______________________________

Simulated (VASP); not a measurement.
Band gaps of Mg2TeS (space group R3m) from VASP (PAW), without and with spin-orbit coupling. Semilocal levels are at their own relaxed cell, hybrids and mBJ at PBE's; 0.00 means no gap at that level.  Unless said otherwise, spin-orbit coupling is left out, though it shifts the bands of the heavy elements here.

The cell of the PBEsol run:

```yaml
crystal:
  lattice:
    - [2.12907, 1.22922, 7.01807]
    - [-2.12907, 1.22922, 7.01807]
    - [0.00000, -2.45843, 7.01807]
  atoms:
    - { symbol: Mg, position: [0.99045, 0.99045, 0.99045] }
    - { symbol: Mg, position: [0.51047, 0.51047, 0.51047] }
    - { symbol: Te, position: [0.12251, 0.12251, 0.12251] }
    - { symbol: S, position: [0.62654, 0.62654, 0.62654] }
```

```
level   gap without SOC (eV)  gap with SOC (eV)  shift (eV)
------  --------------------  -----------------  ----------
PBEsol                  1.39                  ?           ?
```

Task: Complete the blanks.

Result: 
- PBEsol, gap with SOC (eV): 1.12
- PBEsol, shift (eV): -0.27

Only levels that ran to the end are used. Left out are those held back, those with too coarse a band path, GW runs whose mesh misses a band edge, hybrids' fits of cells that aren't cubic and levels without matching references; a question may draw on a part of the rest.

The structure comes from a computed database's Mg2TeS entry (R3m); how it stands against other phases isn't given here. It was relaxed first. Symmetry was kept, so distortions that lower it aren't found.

______________________________

Action item:
Print each line above exactly as it stands.

Worked solution:
Simulated (VASP); not a measurement.
Band gaps of Mg2TeS (space group R3m) from VASP (PAW), without and with spin-orbit coupling. Semilocal levels are at their own relaxed cell, hybrids and mBJ at PBE's; 0.00 means no gap at that level.  Unless said otherwise, spin-orbit coupling is left out, though it shifts the bands of the heavy elements here.

The cell of the PBEsol run:

```yaml
crystal:
  lattice:
    - [2.12907, 1.22922, 7.01807]
    - [-2.12907, 1.22922, 7.01807]
    - [0.00000, -2.45843, 7.01807]
  atoms:
    - { symbol: Mg, position: [0.99045, 0.99045, 0.99045] }
    - { symbol: Mg, position: [0.51047, 0.51047, 0.51047] }
    - { symbol: Te, position: [0.12251, 0.12251, 0.12251] }
    - { symbol: S, position: [0.62654, 0.62654, 0.62654] }
```

```
level   gap without SOC (eV)  gap with SOC (eV)  shift (eV)
------  --------------------  -----------------  ----------
PBEsol                  1.39                  ?           ?
```

Task: Complete the blanks.

Result: 
- PBEsol, gap with SOC (eV): 1.12
- PBEsol, shift (eV): -0.27

Only levels that ran to the end are used. Left out are those held back, those with too coarse a band path, GW runs whose mesh misses a band edge, hybrids' fits of cells that aren't cubic and levels without matching references; a question may draw on a part of the rest.

The structure comes from a computed database's Mg2TeS entry (R3m); how it stands against other phases isn't given here. It was relaxed first. Symmetry was kept, so distortions that lower it aren't found.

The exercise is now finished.